Assigned task –
Could you return the whole listing exactly?

Data to examine –
- - -

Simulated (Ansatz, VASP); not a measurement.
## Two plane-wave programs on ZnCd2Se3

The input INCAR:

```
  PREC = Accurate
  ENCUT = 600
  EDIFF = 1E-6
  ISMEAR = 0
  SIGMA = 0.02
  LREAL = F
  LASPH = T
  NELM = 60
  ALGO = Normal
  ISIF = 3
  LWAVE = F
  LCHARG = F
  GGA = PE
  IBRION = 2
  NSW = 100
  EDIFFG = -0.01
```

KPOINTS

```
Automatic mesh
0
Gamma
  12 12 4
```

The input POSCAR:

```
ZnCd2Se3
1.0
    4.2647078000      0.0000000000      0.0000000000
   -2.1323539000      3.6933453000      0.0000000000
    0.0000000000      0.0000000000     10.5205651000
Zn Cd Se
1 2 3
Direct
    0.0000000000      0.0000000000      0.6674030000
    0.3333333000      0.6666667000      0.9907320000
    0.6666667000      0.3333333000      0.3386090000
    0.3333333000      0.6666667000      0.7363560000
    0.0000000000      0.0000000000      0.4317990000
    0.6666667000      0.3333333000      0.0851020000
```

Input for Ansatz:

- - -

Exercise response –
Simulated (Ansatz, VASP); not a measurement.
## Two plane-wave programs on ZnCd2Se3

The input INCAR:

```
  PREC = Accurate
  ENCUT = 600
  EDIFF = 1E-6
  ISMEAR = 0
  SIGMA = 0.02
  LREAL = F
  LASPH = T
  NELM = 60
  ALGO = Normal
  ISIF = 3
  LWAVE = F
  LCHARG = F
  GGA = PE
  IBRION = 2
  NSW = 100
  EDIFFG = -0.01
```

KPOINTS

```
Automatic mesh
0
Gamma
  12 12 4
```

The input POSCAR:

```
ZnCd2Se3
1.0
    4.2647078000      0.0000000000      0.0000000000
   -2.1323539000      3.6933453000      0.0000000000
    0.0000000000      0.0000000000     10.5205651000
Zn Cd Se
1 2 3
Direct
    0.0000000000      0.0000000000      0.6674030000
    0.3333333000      0.6666667000      0.9907320000
    0.6666667000      0.3333333000      0.3386090000
    0.3333333000      0.6666667000      0.7363560000
    0.0000000000      0.0000000000      0.4317990000
    0.6666667000      0.3333333000      0.0851020000
```

Input for Ansatz:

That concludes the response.